BEGIN Extracted entries

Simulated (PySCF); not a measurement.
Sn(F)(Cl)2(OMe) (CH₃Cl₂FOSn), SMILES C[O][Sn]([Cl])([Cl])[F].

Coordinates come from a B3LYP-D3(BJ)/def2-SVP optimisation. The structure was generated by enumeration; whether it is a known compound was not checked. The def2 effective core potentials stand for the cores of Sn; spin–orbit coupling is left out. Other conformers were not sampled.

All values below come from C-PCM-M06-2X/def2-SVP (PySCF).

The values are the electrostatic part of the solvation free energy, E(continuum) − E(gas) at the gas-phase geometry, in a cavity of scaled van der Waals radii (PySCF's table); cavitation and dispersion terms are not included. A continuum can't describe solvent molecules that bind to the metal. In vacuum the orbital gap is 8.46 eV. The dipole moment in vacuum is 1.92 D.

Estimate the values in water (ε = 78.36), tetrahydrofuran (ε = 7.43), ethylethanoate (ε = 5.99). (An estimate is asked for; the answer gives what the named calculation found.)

END Extracted entries

Activity → In this exercise, copy only the lines from the opening line of the material through the line where "All values below" appears.

Response box →
Simulated (PySCF); not a measurement.
Sn(F)(Cl)2(OMe) (CH₃Cl₂FOSn), SMILES C[O][Sn]([Cl])([Cl])[F].

Coordinates come from a B3LYP-D3(BJ)/def2-SVP optimisation. The structure was generated by enumeration; whether it is a known compound was not checked. The def2 effective core potentials stand for the cores of Sn; spin–orbit coupling is left out. Other conformers were not sampled.

All values below come from C-PCM-M06-2X/def2-SVP (PySCF).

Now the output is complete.